* **WORK TASK**
Could you retype every record below exactly as it appears?

* **EXTRACTED ENTRIES**
BEGIN

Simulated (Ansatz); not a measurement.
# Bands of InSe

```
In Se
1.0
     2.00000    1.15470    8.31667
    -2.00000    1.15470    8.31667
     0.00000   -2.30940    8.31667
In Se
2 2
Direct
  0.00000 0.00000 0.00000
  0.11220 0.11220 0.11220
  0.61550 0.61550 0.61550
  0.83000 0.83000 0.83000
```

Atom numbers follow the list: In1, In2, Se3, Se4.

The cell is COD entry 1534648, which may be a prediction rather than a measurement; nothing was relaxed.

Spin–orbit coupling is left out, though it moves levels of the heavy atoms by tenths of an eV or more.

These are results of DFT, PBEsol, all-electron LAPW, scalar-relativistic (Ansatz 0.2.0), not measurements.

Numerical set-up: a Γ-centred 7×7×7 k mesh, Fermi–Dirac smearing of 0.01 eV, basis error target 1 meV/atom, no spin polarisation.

END

* **RESPONSE**
Simulated (Ansatz); not a measurement.
# Bands of InSe

```
In Se
1.0
     2.00000    1.15470    8.31667
    -2.00000    1.15470    8.31667
     0.00000   -2.30940    8.31667
In Se
2 2
Direct
  0.00000 0.00000 0.00000
  0.11220 0.11220 0.11220
  0.61550 0.61550 0.61550
  0.83000 0.83000 0.83000
```

Atom numbers follow the list: In1, In2, Se3, Se4.

The cell is COD entry 1534648, which may be a prediction rather than a measurement; nothing was relaxed.

Spin–orbit coupling is left out, though it moves levels of the heavy atoms by tenths of an eV or more.

These are results of DFT, PBEsol, all-electron LAPW, scalar-relativistic (Ansatz 0.2.0), not measurements.

Numerical set-up: a Γ-centred 7×7×7 k mesh, Fermi–Dirac smearing of 0.01 eV, basis error target 1 meV/atom, no spin polarisation.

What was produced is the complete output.